◆ **ACTIVITY**
A word-for-word copy of the listing is needed. Retype it in full.

━━━ SUPPLIED RECORDS ━━━
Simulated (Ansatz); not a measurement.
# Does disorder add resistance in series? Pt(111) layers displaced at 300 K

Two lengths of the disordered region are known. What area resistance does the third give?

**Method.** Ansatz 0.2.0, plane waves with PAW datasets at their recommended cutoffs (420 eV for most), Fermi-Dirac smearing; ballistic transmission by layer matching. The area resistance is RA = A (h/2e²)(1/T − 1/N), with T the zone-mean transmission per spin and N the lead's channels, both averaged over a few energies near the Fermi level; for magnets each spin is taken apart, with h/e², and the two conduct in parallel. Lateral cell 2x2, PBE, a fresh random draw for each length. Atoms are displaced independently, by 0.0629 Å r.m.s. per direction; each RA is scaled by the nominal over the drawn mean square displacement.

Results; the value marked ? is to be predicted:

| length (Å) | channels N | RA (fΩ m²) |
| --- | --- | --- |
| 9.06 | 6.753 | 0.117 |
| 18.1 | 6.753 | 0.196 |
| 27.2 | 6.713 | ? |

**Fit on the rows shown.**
━━━

◆ **EXPECTED ANSWER**
Simulated (Ansatz); not a measurement.
# Does disorder add resistance in series? Pt(111) layers displaced at 300 K

Two lengths of the disordered region are known. What area resistance does the third give?

**Method.** Ansatz 0.2.0, plane waves with PAW datasets at their recommended cutoffs (420 eV for most), Fermi-Dirac smearing; ballistic transmission by layer matching. The area resistance is RA = A (h/2e²)(1/T − 1/N), with T the zone-mean transmission per spin and N the lead's channels, both averaged over a few energies near the Fermi level; for magnets each spin is taken apart, with h/e², and the two conduct in parallel. Lateral cell 2x2, PBE, a fresh random draw for each length. Atoms are displaced independently, by 0.0629 Å r.m.s. per direction; each RA is scaled by the nominal over the drawn mean square displacement.

Results; the value marked ? is to be predicted:

| length (Å) | channels N | RA (fΩ m²) |
| --- | --- | --- |
| 9.06 | 6.753 | 0.117 |
| 18.1 | 6.753 | 0.196 |
| 27.2 | 6.713 | ? |

**Fit on the rows shown.**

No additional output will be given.